Information provided:
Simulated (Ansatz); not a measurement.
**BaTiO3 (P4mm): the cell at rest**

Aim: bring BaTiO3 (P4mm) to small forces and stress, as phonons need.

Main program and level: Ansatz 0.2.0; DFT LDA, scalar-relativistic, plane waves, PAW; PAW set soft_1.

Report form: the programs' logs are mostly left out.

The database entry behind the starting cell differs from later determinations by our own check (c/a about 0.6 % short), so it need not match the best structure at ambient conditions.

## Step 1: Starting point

Assignment: Write out every entry word for word.

Written answer:
Simulated (Ansatz); not a measurement.
**BaTiO3 (P4mm): the cell at rest**

Aim: bring BaTiO3 (P4mm) to small forces and stress, as phonons need.

Main program and level: Ansatz 0.2.0; DFT LDA, scalar-relativistic, plane waves, PAW; PAW set soft_1.

Report form: the programs' logs are mostly left out.

The database entry behind the starting cell differs from later determinations by our own check (c/a about 0.6 % short), so it need not match the best structure at ambient conditions.

## Step 1: Starting point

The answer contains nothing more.